------------

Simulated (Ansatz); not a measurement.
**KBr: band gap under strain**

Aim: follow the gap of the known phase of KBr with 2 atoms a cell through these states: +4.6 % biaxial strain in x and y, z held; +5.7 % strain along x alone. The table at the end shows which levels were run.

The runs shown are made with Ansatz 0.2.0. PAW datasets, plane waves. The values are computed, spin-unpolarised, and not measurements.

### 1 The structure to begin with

------------

__Work task__:
The data above must be repeated in its entirety, exactly as given.

__Worked solution__:
Simulated (Ansatz); not a measurement.
**KBr: band gap under strain**

Aim: follow the gap of the known phase of KBr with 2 atoms a cell through these states: +4.6 % biaxial strain in x and y, z held; +5.7 % strain along x alone. The table at the end shows which levels were run.

The runs shown are made with Ansatz 0.2.0. PAW datasets, plane waves. The values are computed, spin-unpolarised, and not measurements.

### 1 The structure to begin with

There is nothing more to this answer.